ACTIVITY: Copy the data. Keep every character as given.

STORED DATA:
________________
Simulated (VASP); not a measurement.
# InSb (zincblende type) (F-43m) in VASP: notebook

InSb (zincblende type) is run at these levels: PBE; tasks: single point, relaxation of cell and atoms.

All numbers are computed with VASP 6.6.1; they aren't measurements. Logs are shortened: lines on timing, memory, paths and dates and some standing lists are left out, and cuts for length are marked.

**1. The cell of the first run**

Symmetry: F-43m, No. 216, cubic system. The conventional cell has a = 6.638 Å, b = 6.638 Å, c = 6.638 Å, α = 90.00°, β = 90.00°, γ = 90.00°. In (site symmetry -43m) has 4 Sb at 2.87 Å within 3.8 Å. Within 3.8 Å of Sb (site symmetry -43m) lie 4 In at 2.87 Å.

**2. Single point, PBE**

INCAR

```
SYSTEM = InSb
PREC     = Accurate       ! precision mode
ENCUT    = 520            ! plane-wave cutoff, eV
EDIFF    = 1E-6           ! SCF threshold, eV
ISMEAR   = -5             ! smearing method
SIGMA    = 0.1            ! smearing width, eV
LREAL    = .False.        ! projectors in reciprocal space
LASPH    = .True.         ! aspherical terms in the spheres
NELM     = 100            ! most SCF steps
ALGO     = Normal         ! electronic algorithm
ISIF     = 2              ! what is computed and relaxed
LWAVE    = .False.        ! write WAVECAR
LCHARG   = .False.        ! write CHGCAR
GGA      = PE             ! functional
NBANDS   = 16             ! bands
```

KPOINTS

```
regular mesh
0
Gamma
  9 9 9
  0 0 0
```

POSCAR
________________

PROBLEM SOLUTION:
Simulated (VASP); not a measurement.
# InSb (zincblende type) (F-43m) in VASP: notebook

InSb (zincblende type) is run at these levels: PBE; tasks: single point, relaxation of cell and atoms.

All numbers are computed with VASP 6.6.1; they aren't measurements. Logs are shortened: lines on timing, memory, paths and dates and some standing lists are left out, and cuts for length are marked.

**1. The cell of the first run**

Symmetry: F-43m, No. 216, cubic system. The conventional cell has a = 6.638 Å, b = 6.638 Å, c = 6.638 Å, α = 90.00°, β = 90.00°, γ = 90.00°. In (site symmetry -43m) has 4 Sb at 2.87 Å within 3.8 Å. Within 3.8 Å of Sb (site symmetry -43m) lie 4 In at 2.87 Å.

**2. Single point, PBE**

INCAR

```
SYSTEM = InSb
PREC     = Accurate       ! precision mode
ENCUT    = 520            ! plane-wave cutoff, eV
EDIFF    = 1E-6           ! SCF threshold, eV
ISMEAR   = -5             ! smearing method
SIGMA    = 0.1            ! smearing width, eV
LREAL    = .False.        ! projectors in reciprocal space
LASPH    = .True.         ! aspherical terms in the spheres
NELM     = 100            ! most SCF steps
ALGO     = Normal         ! electronic algorithm
ISIF     = 2              ! what is computed and relaxed
LWAVE    = .False.        ! write WAVECAR
LCHARG   = .False.        ! write CHGCAR
GGA      = PE             ! functional
NBANDS   = 16             ! bands
```

KPOINTS

```
regular mesh
0
Gamma
  9 9 9
  0 0 0
```

POSCAR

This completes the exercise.